EXERCISE:
Print the lines that run from the line with "This cell differs" to the line with "0.140 eV/Å |", keeping both end lines, exactly as they appear in the entries below, and nothing else.

INFORMATION SUPPLIED:
+++

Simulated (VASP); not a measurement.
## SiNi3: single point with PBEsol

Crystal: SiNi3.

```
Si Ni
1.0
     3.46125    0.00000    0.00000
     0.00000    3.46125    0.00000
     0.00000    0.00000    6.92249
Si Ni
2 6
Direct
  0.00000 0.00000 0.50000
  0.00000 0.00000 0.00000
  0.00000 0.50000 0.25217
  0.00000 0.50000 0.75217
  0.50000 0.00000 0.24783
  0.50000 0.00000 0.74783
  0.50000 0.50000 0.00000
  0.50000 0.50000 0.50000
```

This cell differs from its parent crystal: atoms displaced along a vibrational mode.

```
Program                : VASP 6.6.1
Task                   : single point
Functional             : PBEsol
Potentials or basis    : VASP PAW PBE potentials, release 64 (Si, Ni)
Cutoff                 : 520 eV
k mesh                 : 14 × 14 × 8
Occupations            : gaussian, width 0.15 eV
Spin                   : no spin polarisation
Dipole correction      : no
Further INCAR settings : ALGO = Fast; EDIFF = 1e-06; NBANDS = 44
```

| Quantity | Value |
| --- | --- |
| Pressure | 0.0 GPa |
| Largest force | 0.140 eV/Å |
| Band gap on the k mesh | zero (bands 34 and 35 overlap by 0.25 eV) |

+++

ANSWER BOX:
This cell differs from its parent crystal: atoms displaced along a vibrational mode.

```
Program                : VASP 6.6.1
Task                   : single point
Functional             : PBEsol
Potentials or basis    : VASP PAW PBE potentials, release 64 (Si, Ni)
Cutoff                 : 520 eV
k mesh                 : 14 × 14 × 8
Occupations            : gaussian, width 0.15 eV
Spin                   : no spin polarisation
Dipole correction      : no
Further INCAR settings : ALGO = Fast; EDIFF = 1e-06; NBANDS = 44
```

| Quantity | Value |
| --- | --- |
| Pressure | 0.0 GPa |
| Largest force | 0.140 eV/Å |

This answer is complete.